ACTIVITY> Set down each line of the listing exactly as it reads.

___ EXTRACTED INFORMATION ___

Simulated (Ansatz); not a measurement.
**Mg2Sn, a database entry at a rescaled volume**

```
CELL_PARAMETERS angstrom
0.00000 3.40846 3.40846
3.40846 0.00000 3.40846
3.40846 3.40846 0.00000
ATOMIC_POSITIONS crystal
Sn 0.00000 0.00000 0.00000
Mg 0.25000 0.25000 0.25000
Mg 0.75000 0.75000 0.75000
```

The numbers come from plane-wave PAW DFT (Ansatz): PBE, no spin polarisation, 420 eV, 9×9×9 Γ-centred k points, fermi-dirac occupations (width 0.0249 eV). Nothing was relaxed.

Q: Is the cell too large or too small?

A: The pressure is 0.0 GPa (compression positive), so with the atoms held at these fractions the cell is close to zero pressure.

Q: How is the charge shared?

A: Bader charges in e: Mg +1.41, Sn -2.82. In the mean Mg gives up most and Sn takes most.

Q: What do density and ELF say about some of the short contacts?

___

RESPONSE>
Simulated (Ansatz); not a measurement.
**Mg2Sn, a database entry at a rescaled volume**

```
CELL_PARAMETERS angstrom
0.00000 3.40846 3.40846
3.40846 0.00000 3.40846
3.40846 3.40846 0.00000
ATOMIC_POSITIONS crystal
Sn 0.00000 0.00000 0.00000
Mg 0.25000 0.25000 0.25000
Mg 0.75000 0.75000 0.75000
```

The numbers come from plane-wave PAW DFT (Ansatz): PBE, no spin polarisation, 420 eV, 9×9×9 Γ-centred k points, fermi-dirac occupations (width 0.0249 eV). Nothing was relaxed.

Q: Is the cell too large or too small?

A: The pressure is 0.0 GPa (compression positive), so with the atoms held at these fractions the cell is close to zero pressure.

Q: How is the charge shared?

A: Bader charges in e: Mg +1.41, Sn -2.82. In the mean Mg gives up most and Sn takes most.

Q: What do density and ELF say about some of the short contacts?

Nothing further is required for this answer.